======== Excerpted data
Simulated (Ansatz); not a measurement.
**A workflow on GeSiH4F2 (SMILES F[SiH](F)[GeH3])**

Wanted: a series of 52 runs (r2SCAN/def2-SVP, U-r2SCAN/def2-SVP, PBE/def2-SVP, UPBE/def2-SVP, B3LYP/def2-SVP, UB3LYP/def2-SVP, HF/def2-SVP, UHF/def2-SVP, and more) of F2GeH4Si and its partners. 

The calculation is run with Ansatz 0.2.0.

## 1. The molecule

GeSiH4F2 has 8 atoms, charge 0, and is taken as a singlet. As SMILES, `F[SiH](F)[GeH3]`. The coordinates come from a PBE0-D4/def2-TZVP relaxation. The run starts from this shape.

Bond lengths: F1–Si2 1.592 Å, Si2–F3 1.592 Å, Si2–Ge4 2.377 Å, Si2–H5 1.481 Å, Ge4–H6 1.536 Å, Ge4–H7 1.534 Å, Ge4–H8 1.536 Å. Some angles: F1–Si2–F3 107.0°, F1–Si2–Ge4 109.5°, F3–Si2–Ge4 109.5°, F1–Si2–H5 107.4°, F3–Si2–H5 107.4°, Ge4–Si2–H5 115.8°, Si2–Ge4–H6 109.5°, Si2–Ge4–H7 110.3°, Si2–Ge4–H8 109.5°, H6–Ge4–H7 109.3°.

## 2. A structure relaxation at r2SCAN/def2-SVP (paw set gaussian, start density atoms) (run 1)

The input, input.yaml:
================

Copy the lines from the start of the data verbatim, stopping after the line containing "## 2. A structure".

Answer section:
Simulated (Ansatz); not a measurement.
**A workflow on GeSiH4F2 (SMILES F[SiH](F)[GeH3])**

Wanted: a series of 52 runs (r2SCAN/def2-SVP, U-r2SCAN/def2-SVP, PBE/def2-SVP, UPBE/def2-SVP, B3LYP/def2-SVP, UB3LYP/def2-SVP, HF/def2-SVP, UHF/def2-SVP, and more) of F2GeH4Si and its partners. 

The calculation is run with Ansatz 0.2.0.

## 1. The molecule

GeSiH4F2 has 8 atoms, charge 0, and is taken as a singlet. As SMILES, `F[SiH](F)[GeH3]`. The coordinates come from a PBE0-D4/def2-TZVP relaxation. The run starts from this shape.

Bond lengths: F1–Si2 1.592 Å, Si2–F3 1.592 Å, Si2–Ge4 2.377 Å, Si2–H5 1.481 Å, Ge4–H6 1.536 Å, Ge4–H7 1.534 Å, Ge4–H8 1.536 Å. Some angles: F1–Si2–F3 107.0°, F1–Si2–Ge4 109.5°, F3–Si2–Ge4 109.5°, F1–Si2–H5 107.4°, F3–Si2–H5 107.4°, Ge4–Si2–H5 115.8°, Si2–Ge4–H6 109.5°, Si2–Ge4–H7 110.3°, Si2–Ge4–H8 109.5°, H6–Ge4–H7 109.3°.

## 2. A structure relaxation at r2SCAN/def2-SVP (paw set gaussian, start density atoms) (run 1)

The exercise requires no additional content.